Your answer is the lines below, exactly, from the one that contains "GaO2 (P6_3/mmc, No." through the one that contains "Q: What will", both included.

**Records shown:**
<<<<

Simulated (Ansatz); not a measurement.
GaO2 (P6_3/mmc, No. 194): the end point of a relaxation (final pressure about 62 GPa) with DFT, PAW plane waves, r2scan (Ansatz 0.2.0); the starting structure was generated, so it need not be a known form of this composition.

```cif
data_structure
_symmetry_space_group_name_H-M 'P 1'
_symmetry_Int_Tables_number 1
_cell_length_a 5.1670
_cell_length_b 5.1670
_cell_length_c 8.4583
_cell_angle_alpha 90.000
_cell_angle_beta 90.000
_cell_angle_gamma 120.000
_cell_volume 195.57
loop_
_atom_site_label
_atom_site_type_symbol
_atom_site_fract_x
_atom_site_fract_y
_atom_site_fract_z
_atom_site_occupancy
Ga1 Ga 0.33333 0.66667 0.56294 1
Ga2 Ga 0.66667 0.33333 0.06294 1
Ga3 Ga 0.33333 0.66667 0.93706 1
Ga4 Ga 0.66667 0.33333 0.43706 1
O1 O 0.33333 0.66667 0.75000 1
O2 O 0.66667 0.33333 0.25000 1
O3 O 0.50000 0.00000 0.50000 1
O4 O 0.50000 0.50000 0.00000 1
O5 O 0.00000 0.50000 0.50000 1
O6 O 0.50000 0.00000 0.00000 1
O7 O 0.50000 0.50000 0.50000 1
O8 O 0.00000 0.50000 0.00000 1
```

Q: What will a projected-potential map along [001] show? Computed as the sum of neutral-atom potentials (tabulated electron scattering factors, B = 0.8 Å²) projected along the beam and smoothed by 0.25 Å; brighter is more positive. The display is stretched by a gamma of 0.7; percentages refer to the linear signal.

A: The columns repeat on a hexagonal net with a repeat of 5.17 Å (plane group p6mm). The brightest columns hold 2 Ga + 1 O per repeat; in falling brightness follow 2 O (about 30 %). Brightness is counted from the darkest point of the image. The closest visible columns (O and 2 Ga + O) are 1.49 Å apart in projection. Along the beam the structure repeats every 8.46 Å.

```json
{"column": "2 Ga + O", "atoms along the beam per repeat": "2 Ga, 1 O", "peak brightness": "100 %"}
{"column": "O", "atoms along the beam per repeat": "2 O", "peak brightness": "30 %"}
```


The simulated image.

>>>>

**Written solution:**
GaO2 (P6_3/mmc, No. 194): the end point of a relaxation (final pressure about 62 GPa) with DFT, PAW plane waves, r2scan (Ansatz 0.2.0); the starting structure was generated, so it need not be a known form of this composition.

```cif
data_structure
_symmetry_space_group_name_H-M 'P 1'
_symmetry_Int_Tables_number 1
_cell_length_a 5.1670
_cell_length_b 5.1670
_cell_length_c 8.4583
_cell_angle_alpha 90.000
_cell_angle_beta 90.000
_cell_angle_gamma 120.000
_cell_volume 195.57
loop_
_atom_site_label
_atom_site_type_symbol
_atom_site_fract_x
_atom_site_fract_y
_atom_site_fract_z
_atom_site_occupancy
Ga1 Ga 0.33333 0.66667 0.56294 1
Ga2 Ga 0.66667 0.33333 0.06294 1
Ga3 Ga 0.33333 0.66667 0.93706 1
Ga4 Ga 0.66667 0.33333 0.43706 1
O1 O 0.33333 0.66667 0.75000 1
O2 O 0.66667 0.33333 0.25000 1
O3 O 0.50000 0.00000 0.50000 1
O4 O 0.50000 0.50000 0.00000 1
O5 O 0.00000 0.50000 0.50000 1
O6 O 0.50000 0.00000 0.00000 1
O7 O 0.50000 0.50000 0.50000 1
O8 O 0.00000 0.50000 0.00000 1
```

Q: What will a projected-potential map along [001] show? Computed as the sum of neutral-atom potentials (tabulated electron scattering factors, B = 0.8 Å²) projected along the beam and smoothed by 0.25 Å; brighter is more positive. The display is stretched by a gamma of 0.7; percentages refer to the linear signal.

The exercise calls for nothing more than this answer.